EXTRACTED ENTRIES:
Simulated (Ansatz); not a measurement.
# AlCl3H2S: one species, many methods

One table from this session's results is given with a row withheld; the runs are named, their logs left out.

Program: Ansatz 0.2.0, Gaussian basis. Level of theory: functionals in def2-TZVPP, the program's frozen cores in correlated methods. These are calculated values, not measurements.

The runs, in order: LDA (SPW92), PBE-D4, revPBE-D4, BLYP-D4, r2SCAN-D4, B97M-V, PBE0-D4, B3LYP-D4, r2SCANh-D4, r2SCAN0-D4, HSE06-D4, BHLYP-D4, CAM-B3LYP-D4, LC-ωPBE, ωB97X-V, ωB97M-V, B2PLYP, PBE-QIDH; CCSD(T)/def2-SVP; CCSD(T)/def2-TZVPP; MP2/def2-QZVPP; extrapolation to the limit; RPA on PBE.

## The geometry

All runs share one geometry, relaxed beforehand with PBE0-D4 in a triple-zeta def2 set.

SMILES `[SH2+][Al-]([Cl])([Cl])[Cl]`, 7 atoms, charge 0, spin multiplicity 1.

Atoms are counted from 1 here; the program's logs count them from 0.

WORK ORDER: An exact copy of the lines above, from the one containing "## The geometry" through the one containing "spin multiplicity 1.", is the whole of the answer.

YOUR RESPONSE:
## The geometry

All runs share one geometry, relaxed beforehand with PBE0-D4 in a triple-zeta def2 set.

SMILES `[SH2+][Al-]([Cl])([Cl])[Cl]`, 7 atoms, charge 0, spin multiplicity 1.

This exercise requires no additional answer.